## Assigned task:
Going from the top of the data below, give again each line through the one containing "at 45.167 Å³/atom.", both ends kept.

▼

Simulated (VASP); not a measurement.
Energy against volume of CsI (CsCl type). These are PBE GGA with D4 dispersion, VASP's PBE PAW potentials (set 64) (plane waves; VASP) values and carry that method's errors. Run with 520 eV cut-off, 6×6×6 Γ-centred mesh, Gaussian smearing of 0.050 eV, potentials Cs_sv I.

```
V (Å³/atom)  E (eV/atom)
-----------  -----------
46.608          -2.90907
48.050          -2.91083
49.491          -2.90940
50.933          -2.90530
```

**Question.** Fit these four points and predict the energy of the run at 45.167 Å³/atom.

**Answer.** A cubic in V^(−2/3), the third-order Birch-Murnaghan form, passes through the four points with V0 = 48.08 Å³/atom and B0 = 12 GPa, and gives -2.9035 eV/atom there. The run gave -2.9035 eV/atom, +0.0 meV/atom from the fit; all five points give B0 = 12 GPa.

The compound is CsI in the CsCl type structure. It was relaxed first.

▲

## Answer section:
Simulated (VASP); not a measurement.
Energy against volume of CsI (CsCl type). These are PBE GGA with D4 dispersion, VASP's PBE PAW potentials (set 64) (plane waves; VASP) values and carry that method's errors. Run with 520 eV cut-off, 6×6×6 Γ-centred mesh, Gaussian smearing of 0.050 eV, potentials Cs_sv I.

```
V (Å³/atom)  E (eV/atom)
-----------  -----------
46.608          -2.90907
48.050          -2.91083
49.491          -2.90940
50.933          -2.90530
```

**Question.** Fit these four points and predict the energy of the run at 45.167 Å³/atom.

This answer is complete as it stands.